Information supplied |
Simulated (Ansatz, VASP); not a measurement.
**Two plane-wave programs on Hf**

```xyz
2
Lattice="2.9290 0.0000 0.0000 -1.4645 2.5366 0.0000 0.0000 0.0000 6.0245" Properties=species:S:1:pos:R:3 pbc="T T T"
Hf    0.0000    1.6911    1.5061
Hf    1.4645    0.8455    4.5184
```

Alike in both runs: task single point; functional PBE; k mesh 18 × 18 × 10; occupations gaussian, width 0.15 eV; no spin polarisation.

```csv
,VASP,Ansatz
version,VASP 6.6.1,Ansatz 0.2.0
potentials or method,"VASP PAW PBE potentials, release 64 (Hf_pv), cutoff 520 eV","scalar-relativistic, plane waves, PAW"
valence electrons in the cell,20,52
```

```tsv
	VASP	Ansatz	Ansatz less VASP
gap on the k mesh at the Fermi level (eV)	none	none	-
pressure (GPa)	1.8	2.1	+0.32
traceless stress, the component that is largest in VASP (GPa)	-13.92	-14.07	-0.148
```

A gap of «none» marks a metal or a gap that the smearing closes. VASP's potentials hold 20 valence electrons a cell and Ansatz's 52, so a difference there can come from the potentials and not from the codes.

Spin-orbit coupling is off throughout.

Activity |
Retype only the lines above between the line with "programs on Hf**" and the line with "from the codes.", counting those two lines as well, and keep every character as it is.

Task response |
**Two plane-wave programs on Hf**

```xyz
2
Lattice="2.9290 0.0000 0.0000 -1.4645 2.5366 0.0000 0.0000 0.0000 6.0245" Properties=species:S:1:pos:R:3 pbc="T T T"
Hf    0.0000    1.6911    1.5061
Hf    1.4645    0.8455    4.5184
```

Alike in both runs: task single point; functional PBE; k mesh 18 × 18 × 10; occupations gaussian, width 0.15 eV; no spin polarisation.

```csv
,VASP,Ansatz
version,VASP 6.6.1,Ansatz 0.2.0
potentials or method,"VASP PAW PBE potentials, release 64 (Hf_pv), cutoff 520 eV","scalar-relativistic, plane waves, PAW"
valence electrons in the cell,20,52
```

```tsv
	VASP	Ansatz	Ansatz less VASP
gap on the k mesh at the Fermi level (eV)	none	none	-
pressure (GPa)	1.8	2.1	+0.32
traceless stress, the component that is largest in VASP (GPa)	-13.92	-14.07	-0.148
```

A gap of «none» marks a metal or a gap that the smearing closes. VASP's potentials hold 20 valence electrons a cell and Ansatz's 52, so a difference there can come from the potentials and not from the codes.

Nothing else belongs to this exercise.